Please give again, word for word, the lines that lie between the start of the listing below and the line with "The values span", both included.

Given information section start

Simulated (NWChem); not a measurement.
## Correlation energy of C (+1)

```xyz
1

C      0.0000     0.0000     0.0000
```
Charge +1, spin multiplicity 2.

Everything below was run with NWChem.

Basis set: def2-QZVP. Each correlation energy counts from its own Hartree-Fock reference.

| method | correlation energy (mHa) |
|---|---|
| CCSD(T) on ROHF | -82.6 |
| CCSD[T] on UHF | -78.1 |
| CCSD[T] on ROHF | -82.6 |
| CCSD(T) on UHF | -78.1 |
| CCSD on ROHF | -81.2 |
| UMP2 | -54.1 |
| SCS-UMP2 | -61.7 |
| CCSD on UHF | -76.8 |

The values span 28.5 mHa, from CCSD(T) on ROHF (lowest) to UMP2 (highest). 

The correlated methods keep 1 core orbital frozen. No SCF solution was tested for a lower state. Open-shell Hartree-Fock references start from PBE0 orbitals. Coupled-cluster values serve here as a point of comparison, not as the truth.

Given information section end

=== Written reply ===
Simulated (NWChem); not a measurement.
## Correlation energy of C (+1)

```xyz
1

C      0.0000     0.0000     0.0000
```
Charge +1, spin multiplicity 2.

Everything below was run with NWChem.

Basis set: def2-QZVP. Each correlation energy counts from its own Hartree-Fock reference.

| method | correlation energy (mHa) |
|---|---|
| CCSD(T) on ROHF | -82.6 |
| CCSD[T] on UHF | -78.1 |
| CCSD[T] on ROHF | -82.6 |
| CCSD(T) on UHF | -78.1 |
| CCSD on ROHF | -81.2 |
| UMP2 | -54.1 |
| SCS-UMP2 | -61.7 |
| CCSD on UHF | -76.8 |

The values span 28.5 mHa, from CCSD(T) on ROHF (lowest) to UMP2 (highest). 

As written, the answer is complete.